> **DATASET RECORDS**:
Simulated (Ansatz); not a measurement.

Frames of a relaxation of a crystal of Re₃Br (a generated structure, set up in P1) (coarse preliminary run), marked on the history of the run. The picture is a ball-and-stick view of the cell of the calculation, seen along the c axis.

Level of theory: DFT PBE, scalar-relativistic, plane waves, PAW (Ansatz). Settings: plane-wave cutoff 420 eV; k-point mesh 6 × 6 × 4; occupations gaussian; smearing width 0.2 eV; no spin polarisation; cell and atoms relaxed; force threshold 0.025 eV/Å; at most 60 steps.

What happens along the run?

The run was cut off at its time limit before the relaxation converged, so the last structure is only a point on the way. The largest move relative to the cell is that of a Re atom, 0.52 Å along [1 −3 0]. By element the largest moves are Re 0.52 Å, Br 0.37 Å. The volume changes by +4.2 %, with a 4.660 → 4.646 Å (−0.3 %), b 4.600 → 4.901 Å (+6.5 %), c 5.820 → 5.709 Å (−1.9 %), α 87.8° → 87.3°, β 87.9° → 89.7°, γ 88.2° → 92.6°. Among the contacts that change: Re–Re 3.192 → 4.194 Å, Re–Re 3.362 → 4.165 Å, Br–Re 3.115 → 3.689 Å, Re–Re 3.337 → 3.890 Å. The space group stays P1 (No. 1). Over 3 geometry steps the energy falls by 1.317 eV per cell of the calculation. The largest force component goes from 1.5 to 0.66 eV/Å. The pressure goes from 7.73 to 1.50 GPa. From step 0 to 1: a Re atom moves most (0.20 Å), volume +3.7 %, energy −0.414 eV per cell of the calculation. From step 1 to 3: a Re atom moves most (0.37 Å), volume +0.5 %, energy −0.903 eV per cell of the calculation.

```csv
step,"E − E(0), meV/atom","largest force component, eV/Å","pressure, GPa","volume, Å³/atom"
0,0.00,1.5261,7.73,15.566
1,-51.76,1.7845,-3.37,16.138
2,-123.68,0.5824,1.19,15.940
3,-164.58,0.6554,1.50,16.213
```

> **ASSIGNMENT**: Set down the lines of the listing word for word, from its first line through the line containing "What happens along the run?". Both of those lines belong in the answer, and no others do.

> **TASK ANSWER**:
Simulated (Ansatz); not a measurement.

Frames of a relaxation of a crystal of Re₃Br (a generated structure, set up in P1) (coarse preliminary run), marked on the history of the run. The picture is a ball-and-stick view of the cell of the calculation, seen along the c axis.

Level of theory: DFT PBE, scalar-relativistic, plane waves, PAW (Ansatz). Settings: plane-wave cutoff 420 eV; k-point mesh 6 × 6 × 4; occupations gaussian; smearing width 0.2 eV; no spin polarisation; cell and atoms relaxed; force threshold 0.025 eV/Å; at most 60 steps.

What happens along the run?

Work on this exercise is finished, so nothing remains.